Reproduce the entries that follow, exactly and in full.

[[ Data for review open ]]
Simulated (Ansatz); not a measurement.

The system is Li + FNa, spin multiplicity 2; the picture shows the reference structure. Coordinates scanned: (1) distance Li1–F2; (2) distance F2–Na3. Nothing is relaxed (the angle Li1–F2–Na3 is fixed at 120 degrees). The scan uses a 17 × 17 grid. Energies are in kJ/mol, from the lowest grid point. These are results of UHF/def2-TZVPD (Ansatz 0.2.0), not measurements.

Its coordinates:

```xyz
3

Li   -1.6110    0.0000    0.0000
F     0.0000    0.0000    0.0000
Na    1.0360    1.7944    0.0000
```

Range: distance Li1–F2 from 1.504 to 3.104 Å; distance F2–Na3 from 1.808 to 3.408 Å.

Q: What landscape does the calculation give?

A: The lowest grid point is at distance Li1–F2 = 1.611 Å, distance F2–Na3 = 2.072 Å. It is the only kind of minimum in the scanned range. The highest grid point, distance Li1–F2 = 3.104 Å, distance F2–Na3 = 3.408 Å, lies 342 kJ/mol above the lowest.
[[ Data for review closed ]]

▶ [Written response]
Simulated (Ansatz); not a measurement.

The system is Li + FNa, spin multiplicity 2; the picture shows the reference structure. Coordinates scanned: (1) distance Li1–F2; (2) distance F2–Na3. Nothing is relaxed (the angle Li1–F2–Na3 is fixed at 120 degrees). The scan uses a 17 × 17 grid. Energies are in kJ/mol, from the lowest grid point. These are results of UHF/def2-TZVPD (Ansatz 0.2.0), not measurements.

Its coordinates:

```xyz
3

Li   -1.6110    0.0000    0.0000
F     0.0000    0.0000    0.0000
Na    1.0360    1.7944    0.0000
```

Range: distance Li1–F2 from 1.504 to 3.104 Å; distance F2–Na3 from 1.808 to 3.408 Å.

Q: What landscape does the calculation give?

A: The lowest grid point is at distance Li1–F2 = 1.611 Å, distance F2–Na3 = 2.072 Å. It is the only kind of minimum in the scanned range. The highest grid point, distance Li1–F2 = 3.104 Å, distance F2–Na3 = 3.408 Å, lies 342 kJ/mol above the lowest.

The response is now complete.